▼

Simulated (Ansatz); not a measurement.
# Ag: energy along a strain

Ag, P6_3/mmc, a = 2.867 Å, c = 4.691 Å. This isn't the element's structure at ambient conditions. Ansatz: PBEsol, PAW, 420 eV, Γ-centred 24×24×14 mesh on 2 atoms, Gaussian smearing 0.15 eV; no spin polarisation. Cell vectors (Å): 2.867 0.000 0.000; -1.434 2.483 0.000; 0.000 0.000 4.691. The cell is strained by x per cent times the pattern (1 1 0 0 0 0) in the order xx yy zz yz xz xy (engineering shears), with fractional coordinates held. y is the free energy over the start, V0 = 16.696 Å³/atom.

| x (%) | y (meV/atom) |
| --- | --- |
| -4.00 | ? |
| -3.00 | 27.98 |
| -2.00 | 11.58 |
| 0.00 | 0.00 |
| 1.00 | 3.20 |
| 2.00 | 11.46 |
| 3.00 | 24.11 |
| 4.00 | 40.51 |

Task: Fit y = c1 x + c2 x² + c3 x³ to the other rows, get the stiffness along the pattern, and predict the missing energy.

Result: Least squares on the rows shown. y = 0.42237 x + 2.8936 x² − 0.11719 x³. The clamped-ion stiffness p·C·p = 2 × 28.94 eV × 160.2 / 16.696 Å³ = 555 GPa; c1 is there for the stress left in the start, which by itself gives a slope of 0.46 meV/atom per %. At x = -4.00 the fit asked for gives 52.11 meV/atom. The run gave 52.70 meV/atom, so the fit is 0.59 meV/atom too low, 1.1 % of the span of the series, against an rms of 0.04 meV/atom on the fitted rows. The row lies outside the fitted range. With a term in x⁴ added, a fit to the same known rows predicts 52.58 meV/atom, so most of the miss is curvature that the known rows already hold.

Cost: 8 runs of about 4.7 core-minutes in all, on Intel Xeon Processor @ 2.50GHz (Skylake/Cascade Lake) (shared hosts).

▲

Activity -
Quote every line from the beginning of the entries up to and including the line that contains "# Ag: energy along a strain".

Answer space -
Simulated (Ansatz); not a measurement.
# Ag: energy along a strain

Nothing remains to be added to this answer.